== WORK TASK ==
Every record shown below is to be output exactly.

::: INFORMATION GIVEN :::
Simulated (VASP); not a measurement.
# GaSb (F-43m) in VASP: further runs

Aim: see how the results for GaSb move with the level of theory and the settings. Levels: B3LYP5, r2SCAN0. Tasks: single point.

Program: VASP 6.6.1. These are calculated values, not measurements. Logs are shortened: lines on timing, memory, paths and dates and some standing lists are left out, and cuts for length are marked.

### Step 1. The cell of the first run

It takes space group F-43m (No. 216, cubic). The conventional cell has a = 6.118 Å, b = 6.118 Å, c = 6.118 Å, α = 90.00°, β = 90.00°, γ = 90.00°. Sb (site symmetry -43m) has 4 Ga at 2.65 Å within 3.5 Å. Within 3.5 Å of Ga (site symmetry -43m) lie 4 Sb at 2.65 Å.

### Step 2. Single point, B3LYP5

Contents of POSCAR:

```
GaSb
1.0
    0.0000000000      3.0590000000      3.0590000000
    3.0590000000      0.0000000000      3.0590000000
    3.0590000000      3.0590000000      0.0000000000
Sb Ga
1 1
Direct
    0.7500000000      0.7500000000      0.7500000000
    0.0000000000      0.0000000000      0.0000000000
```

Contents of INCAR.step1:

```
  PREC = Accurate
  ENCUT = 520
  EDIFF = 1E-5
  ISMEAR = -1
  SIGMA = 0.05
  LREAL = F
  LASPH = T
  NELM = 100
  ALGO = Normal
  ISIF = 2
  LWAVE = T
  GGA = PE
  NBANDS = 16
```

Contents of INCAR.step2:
:::

== RESPONSE ==
Simulated (VASP); not a measurement.
# GaSb (F-43m) in VASP: further runs

Aim: see how the results for GaSb move with the level of theory and the settings. Levels: B3LYP5, r2SCAN0. Tasks: single point.

Program: VASP 6.6.1. These are calculated values, not measurements. Logs are shortened: lines on timing, memory, paths and dates and some standing lists are left out, and cuts for length are marked.

### Step 1. The cell of the first run

It takes space group F-43m (No. 216, cubic). The conventional cell has a = 6.118 Å, b = 6.118 Å, c = 6.118 Å, α = 90.00°, β = 90.00°, γ = 90.00°. Sb (site symmetry -43m) has 4 Ga at 2.65 Å within 3.5 Å. Within 3.5 Å of Ga (site symmetry -43m) lie 4 Sb at 2.65 Å.

### Step 2. Single point, B3LYP5

Contents of POSCAR:

```
GaSb
1.0
    0.0000000000      3.0590000000      3.0590000000
    3.0590000000      0.0000000000      3.0590000000
    3.0590000000      3.0590000000      0.0000000000
Sb Ga
1 1
Direct
    0.7500000000      0.7500000000      0.7500000000
    0.0000000000      0.0000000000      0.0000000000
```

Contents of INCAR.step1:

```
  PREC = Accurate
  ENCUT = 520
  EDIFF = 1E-5
  ISMEAR = -1
  SIGMA = 0.05
  LREAL = F
  LASPH = T
  NELM = 100
  ALGO = Normal
  ISIF = 2
  LWAVE = T
  GGA = PE
  NBANDS = 16
```

Contents of INCAR.step2:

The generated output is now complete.